**Work instruction**
For this exercise, repeat the listing below from its first line through the line containing "Computed with: RMP2/3-21G", exactly as written.

-------- Dataset extract

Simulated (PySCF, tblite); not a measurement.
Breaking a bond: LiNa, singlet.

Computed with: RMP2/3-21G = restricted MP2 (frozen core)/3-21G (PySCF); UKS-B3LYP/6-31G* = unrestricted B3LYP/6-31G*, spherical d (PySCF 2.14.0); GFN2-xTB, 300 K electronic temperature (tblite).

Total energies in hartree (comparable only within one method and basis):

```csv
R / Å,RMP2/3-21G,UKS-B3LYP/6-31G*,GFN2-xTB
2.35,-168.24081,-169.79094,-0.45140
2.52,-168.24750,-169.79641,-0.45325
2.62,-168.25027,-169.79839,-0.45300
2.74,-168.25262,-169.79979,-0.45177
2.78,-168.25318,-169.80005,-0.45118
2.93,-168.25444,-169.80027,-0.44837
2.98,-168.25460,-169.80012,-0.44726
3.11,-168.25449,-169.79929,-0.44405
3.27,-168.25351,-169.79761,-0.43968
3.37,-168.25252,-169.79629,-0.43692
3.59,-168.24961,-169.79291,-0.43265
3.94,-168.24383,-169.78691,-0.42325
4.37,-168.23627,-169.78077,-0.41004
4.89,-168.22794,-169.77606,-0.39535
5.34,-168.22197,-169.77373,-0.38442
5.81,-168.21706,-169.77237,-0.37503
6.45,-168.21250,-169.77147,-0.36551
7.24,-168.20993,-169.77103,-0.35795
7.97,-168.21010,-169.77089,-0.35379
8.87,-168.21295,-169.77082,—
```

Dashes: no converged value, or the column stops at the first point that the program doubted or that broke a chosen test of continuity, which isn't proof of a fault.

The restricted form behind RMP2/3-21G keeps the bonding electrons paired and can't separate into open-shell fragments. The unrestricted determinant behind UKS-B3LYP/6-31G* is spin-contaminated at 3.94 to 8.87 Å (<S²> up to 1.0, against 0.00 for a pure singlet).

----------------

**Expected answer**
Simulated (PySCF, tblite); not a measurement.
Breaking a bond: LiNa, singlet.

Computed with: RMP2/3-21G = restricted MP2 (frozen core)/3-21G (PySCF); UKS-B3LYP/6-31G* = unrestricted B3LYP/6-31G*, spherical d (PySCF 2.14.0); GFN2-xTB, 300 K electronic temperature (tblite).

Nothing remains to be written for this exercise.